**Required action**.
All of the entries are to be restated word for word.

----------------
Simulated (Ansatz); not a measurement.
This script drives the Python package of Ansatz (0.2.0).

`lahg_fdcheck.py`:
----------------

**Problem solution**.
Simulated (Ansatz); not a measurement.
This script drives the Python package of Ansatz (0.2.0).

`lahg_fdcheck.py`:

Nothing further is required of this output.